GIVEN INFORMATION ▸
[Start of Attachment]
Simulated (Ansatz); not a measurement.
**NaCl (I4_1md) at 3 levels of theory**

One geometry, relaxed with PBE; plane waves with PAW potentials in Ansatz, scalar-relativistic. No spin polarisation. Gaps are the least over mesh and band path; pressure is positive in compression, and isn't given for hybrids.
[End of Attachment]

REQUIRED ACTION ▸
Output the data exactly, so that every line matches the original.

RESPONSE ▸
Simulated (Ansatz); not a measurement.
**NaCl (I4_1md) at 3 levels of theory**

One geometry, relaxed with PBE; plane waves with PAW potentials in Ansatz, scalar-relativistic. No spin polarisation. Gaps are the least over mesh and band path; pressure is positive in compression, and isn't given for hybrids.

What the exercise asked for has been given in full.